[[ Supplied information, beginning ]]
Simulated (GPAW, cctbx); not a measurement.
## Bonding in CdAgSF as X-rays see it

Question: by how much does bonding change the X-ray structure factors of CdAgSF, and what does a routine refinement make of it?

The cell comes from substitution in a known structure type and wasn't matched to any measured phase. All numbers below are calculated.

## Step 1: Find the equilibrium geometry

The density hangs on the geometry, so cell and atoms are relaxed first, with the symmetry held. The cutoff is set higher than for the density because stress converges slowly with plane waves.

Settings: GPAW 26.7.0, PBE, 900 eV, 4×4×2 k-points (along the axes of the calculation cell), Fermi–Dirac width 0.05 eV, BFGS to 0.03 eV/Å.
[[ Supplied information, end ]]

**Work request**
When you reach the line that contains "The density hangs", stop; output it and every line before it from the start of the data, exactly as written.

**Your solution**
Simulated (GPAW, cctbx); not a measurement.
## Bonding in CdAgSF as X-rays see it

Question: by how much does bonding change the X-ray structure factors of CdAgSF, and what does a routine refinement make of it?

The cell comes from substitution in a known structure type and wasn't matched to any measured phase. All numbers below are calculated.

## Step 1: Find the equilibrium geometry

The density hangs on the geometry, so cell and atoms are relaxed first, with the symmetry held. The cutoff is set higher than for the density because stress converges slowly with plane waves.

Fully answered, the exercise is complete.